*RECORDS SUPPLIED*.
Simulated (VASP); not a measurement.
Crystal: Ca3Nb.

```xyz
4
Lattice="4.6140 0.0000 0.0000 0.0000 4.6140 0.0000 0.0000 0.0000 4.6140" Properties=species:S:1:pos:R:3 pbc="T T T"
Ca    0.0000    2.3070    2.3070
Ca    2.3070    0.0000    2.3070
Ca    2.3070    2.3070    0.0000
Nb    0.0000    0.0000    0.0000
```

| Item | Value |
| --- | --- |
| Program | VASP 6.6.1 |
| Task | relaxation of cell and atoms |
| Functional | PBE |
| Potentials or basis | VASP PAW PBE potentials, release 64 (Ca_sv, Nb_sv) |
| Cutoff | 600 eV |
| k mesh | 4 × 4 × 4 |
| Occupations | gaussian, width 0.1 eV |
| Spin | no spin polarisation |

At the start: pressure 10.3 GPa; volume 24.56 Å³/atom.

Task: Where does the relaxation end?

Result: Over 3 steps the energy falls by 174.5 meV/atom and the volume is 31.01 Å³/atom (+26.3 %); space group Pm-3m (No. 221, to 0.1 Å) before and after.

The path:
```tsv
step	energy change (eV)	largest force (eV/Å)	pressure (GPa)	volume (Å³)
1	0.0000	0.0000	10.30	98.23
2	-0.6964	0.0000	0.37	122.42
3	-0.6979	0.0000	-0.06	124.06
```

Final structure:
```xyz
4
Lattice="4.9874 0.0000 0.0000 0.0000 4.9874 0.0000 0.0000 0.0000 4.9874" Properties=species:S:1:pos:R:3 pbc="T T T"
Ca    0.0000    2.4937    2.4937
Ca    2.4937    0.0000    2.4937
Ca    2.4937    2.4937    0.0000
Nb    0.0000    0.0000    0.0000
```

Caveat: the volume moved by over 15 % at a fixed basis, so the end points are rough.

*TASK ITEM*. Could you please copy the lines above exactly, beginning at the first and ending at the line that contains "Functional | PBE |"?

*RESPONSE*.
Simulated (VASP); not a measurement.
Crystal: Ca3Nb.

```xyz
4
Lattice="4.6140 0.0000 0.0000 0.0000 4.6140 0.0000 0.0000 0.0000 4.6140" Properties=species:S:1:pos:R:3 pbc="T T T"
Ca    0.0000    2.3070    2.3070
Ca    2.3070    0.0000    2.3070
Ca    2.3070    2.3070    0.0000
Nb    0.0000    0.0000    0.0000
```

| Item | Value |
| --- | --- |
| Program | VASP 6.6.1 |
| Task | relaxation of cell and atoms |
| Functional | PBE |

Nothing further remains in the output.